### Assignment
Copy exactly the lines of the material below, starting with the first and including the line that holds "-5.40 | 16.6473 |".

### Data section
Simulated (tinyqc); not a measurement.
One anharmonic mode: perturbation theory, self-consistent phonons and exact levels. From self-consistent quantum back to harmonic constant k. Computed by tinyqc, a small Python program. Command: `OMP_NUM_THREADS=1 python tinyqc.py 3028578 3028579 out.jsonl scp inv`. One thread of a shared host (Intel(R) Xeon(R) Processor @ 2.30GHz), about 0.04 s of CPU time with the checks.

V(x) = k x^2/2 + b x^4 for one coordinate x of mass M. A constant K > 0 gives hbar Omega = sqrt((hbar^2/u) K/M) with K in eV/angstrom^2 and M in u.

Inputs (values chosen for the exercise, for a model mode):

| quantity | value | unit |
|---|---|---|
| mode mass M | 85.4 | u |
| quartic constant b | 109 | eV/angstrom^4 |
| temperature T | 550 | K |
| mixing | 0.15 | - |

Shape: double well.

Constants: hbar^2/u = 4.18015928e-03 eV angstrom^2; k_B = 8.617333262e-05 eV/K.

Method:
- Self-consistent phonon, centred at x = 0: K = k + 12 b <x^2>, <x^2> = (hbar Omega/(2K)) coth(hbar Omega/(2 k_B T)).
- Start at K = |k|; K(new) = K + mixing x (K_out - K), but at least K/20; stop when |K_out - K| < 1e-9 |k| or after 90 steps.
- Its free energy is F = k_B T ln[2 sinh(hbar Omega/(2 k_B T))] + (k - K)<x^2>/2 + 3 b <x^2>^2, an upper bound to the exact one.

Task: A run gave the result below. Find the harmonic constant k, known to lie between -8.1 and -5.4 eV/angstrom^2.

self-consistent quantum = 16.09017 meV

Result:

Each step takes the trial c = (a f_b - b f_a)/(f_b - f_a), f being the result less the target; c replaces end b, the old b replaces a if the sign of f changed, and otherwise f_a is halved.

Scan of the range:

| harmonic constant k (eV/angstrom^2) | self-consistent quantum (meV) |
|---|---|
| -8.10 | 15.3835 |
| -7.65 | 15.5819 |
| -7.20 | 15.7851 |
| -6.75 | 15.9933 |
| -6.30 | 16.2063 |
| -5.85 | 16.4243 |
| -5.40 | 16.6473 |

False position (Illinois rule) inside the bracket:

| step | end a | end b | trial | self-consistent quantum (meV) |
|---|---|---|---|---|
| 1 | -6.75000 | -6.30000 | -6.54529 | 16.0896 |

### Exercise result
Simulated (tinyqc); not a measurement.
One anharmonic mode: perturbation theory, self-consistent phonons and exact levels. From self-consistent quantum back to harmonic constant k. Computed by tinyqc, a small Python program. Command: `OMP_NUM_THREADS=1 python tinyqc.py 3028578 3028579 out.jsonl scp inv`. One thread of a shared host (Intel(R) Xeon(R) Processor @ 2.30GHz), about 0.04 s of CPU time with the checks.

V(x) = k x^2/2 + b x^4 for one coordinate x of mass M. A constant K > 0 gives hbar Omega = sqrt((hbar^2/u) K/M) with K in eV/angstrom^2 and M in u.

Inputs (values chosen for the exercise, for a model mode):

| quantity | value | unit |
|---|---|---|
| mode mass M | 85.4 | u |
| quartic constant b | 109 | eV/angstrom^4 |
| temperature T | 550 | K |
| mixing | 0.15 | - |

Shape: double well.

Constants: hbar^2/u = 4.18015928e-03 eV angstrom^2; k_B = 8.617333262e-05 eV/K.

Method:
- Self-consistent phonon, centred at x = 0: K = k + 12 b <x^2>, <x^2> = (hbar Omega/(2K)) coth(hbar Omega/(2 k_B T)).
- Start at K = |k|; K(new) = K + mixing x (K_out - K), but at least K/20; stop when |K_out - K| < 1e-9 |k| or after 90 steps.
- Its free energy is F = k_B T ln[2 sinh(hbar Omega/(2 k_B T))] + (k - K)<x^2>/2 + 3 b <x^2>^2, an upper bound to the exact one.

Task: A run gave the result below. Find the harmonic constant k, known to lie between -8.1 and -5.4 eV/angstrom^2.

self-consistent quantum = 16.09017 meV

Result:

Each step takes the trial c = (a f_b - b f_a)/(f_b - f_a), f being the result less the target; c replaces end b, the old b replaces a if the sign of f changed, and otherwise f_a is halved.

Scan of the range:

| harmonic constant k (eV/angstrom^2) | self-consistent quantum (meV) |
|---|---|
| -8.10 | 15.3835 |
| -7.65 | 15.5819 |
| -7.20 | 15.7851 |
| -6.75 | 15.9933 |
| -6.30 | 16.2063 |
| -5.85 | 16.4243 |
| -5.40 | 16.6473 |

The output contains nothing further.